>>>

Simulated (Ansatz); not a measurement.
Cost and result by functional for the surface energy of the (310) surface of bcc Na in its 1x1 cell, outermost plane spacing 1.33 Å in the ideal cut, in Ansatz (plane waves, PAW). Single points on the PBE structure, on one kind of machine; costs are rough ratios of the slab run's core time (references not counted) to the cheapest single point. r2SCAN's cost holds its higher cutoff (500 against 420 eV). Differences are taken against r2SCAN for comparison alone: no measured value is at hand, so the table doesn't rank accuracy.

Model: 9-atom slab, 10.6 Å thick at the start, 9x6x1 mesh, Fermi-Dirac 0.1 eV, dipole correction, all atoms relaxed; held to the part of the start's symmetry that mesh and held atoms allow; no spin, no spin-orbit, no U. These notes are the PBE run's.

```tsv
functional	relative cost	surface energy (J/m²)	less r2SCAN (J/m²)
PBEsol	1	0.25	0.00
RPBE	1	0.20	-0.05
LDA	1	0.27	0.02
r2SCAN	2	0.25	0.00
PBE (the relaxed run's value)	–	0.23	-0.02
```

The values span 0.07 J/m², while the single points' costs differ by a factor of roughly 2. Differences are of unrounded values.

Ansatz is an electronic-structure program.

<<<

Exercise: Each line from the top of the records above through the line containing "The values span" needs to be transcribed exactly, and no line after it.

Response area:
Simulated (Ansatz); not a measurement.
Cost and result by functional for the surface energy of the (310) surface of bcc Na in its 1x1 cell, outermost plane spacing 1.33 Å in the ideal cut, in Ansatz (plane waves, PAW). Single points on the PBE structure, on one kind of machine; costs are rough ratios of the slab run's core time (references not counted) to the cheapest single point. r2SCAN's cost holds its higher cutoff (500 against 420 eV). Differences are taken against r2SCAN for comparison alone: no measured value is at hand, so the table doesn't rank accuracy.

Model: 9-atom slab, 10.6 Å thick at the start, 9x6x1 mesh, Fermi-Dirac 0.1 eV, dipole correction, all atoms relaxed; held to the part of the start's symmetry that mesh and held atoms allow; no spin, no spin-orbit, no U. These notes are the PBE run's.

```tsv
functional	relative cost	surface energy (J/m²)	less r2SCAN (J/m²)
PBEsol	1	0.25	0.00
RPBE	1	0.20	-0.05
LDA	1	0.27	0.02
r2SCAN	2	0.25	0.00
PBE (the relaxed run's value)	–	0.23	-0.02
```

The values span 0.07 J/m², while the single points' costs differ by a factor of roughly 2. Differences are of unrounded values.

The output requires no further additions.